- Available data -
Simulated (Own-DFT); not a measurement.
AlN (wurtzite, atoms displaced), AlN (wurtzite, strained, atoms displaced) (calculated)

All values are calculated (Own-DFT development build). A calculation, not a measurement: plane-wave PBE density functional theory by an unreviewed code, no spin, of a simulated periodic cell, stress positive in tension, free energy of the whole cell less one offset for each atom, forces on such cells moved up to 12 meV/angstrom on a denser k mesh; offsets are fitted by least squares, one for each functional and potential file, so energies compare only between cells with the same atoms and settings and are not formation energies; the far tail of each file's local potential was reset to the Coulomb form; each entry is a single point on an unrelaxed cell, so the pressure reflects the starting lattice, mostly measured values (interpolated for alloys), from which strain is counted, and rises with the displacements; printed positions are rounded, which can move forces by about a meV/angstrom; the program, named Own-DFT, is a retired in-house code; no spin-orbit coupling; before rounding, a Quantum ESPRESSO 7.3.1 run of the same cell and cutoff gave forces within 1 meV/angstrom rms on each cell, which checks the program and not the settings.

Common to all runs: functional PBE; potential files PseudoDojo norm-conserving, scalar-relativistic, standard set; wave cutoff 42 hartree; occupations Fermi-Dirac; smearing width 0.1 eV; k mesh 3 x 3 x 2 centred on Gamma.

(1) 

- Required action -
The response must consist solely of the lines from the top of the records through the line holding "AlN (wurtzite, atoms", copied word for word.

- Answer space -
Simulated (Own-DFT); not a measurement.
AlN (wurtzite, atoms displaced), AlN (wurtzite, strained, atoms displaced) (calculated)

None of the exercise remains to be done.